Data section
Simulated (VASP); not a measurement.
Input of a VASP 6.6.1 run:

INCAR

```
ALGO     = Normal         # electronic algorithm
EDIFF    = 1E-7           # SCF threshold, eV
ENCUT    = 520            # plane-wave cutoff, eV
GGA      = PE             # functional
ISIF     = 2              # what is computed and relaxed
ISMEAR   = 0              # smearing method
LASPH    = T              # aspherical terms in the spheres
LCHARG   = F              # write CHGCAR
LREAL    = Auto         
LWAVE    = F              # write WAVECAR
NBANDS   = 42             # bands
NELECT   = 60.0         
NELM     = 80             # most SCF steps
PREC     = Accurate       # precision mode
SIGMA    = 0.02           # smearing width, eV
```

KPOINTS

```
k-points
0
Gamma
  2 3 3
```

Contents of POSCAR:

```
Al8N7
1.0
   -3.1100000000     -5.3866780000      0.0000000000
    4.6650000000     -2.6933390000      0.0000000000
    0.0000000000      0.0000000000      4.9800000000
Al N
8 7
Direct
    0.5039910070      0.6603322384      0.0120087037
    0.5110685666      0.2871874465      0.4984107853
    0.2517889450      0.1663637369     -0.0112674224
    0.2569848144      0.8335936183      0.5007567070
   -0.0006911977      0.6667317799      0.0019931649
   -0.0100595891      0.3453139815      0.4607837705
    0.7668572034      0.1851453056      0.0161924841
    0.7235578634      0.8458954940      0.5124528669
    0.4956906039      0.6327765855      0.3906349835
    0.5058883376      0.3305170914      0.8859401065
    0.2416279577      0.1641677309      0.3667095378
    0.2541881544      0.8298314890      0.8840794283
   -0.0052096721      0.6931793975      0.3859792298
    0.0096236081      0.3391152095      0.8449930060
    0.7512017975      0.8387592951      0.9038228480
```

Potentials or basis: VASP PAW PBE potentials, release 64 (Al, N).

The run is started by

Work task
Your task is to reproduce the entries exactly, starting at the first line and ending with the line containing "Potentials or basis: VASP".

Exercise result
Simulated (VASP); not a measurement.
Input of a VASP 6.6.1 run:

INCAR

```
ALGO     = Normal         # electronic algorithm
EDIFF    = 1E-7           # SCF threshold, eV
ENCUT    = 520            # plane-wave cutoff, eV
GGA      = PE             # functional
ISIF     = 2              # what is computed and relaxed
ISMEAR   = 0              # smearing method
LASPH    = T              # aspherical terms in the spheres
LCHARG   = F              # write CHGCAR
LREAL    = Auto         
LWAVE    = F              # write WAVECAR
NBANDS   = 42             # bands
NELECT   = 60.0         
NELM     = 80             # most SCF steps
PREC     = Accurate       # precision mode
SIGMA    = 0.02           # smearing width, eV
```

KPOINTS

```
k-points
0
Gamma
  2 3 3
```

Contents of POSCAR:

```
Al8N7
1.0
   -3.1100000000     -5.3866780000      0.0000000000
    4.6650000000     -2.6933390000      0.0000000000
    0.0000000000      0.0000000000      4.9800000000
Al N
8 7
Direct
    0.5039910070      0.6603322384      0.0120087037
    0.5110685666      0.2871874465      0.4984107853
    0.2517889450      0.1663637369     -0.0112674224
    0.2569848144      0.8335936183      0.5007567070
   -0.0006911977      0.6667317799      0.0019931649
   -0.0100595891      0.3453139815      0.4607837705
    0.7668572034      0.1851453056      0.0161924841
    0.7235578634      0.8458954940      0.5124528669
    0.4956906039      0.6327765855      0.3906349835
    0.5058883376      0.3305170914      0.8859401065
    0.2416279577      0.1641677309      0.3667095378
    0.2541881544      0.8298314890      0.8840794283
   -0.0052096721      0.6931793975      0.3859792298
    0.0096236081      0.3391152095      0.8449930060
    0.7512017975      0.8387592951      0.9038228480
```

Potentials or basis: VASP PAW PBE potentials, release 64 (Al, N).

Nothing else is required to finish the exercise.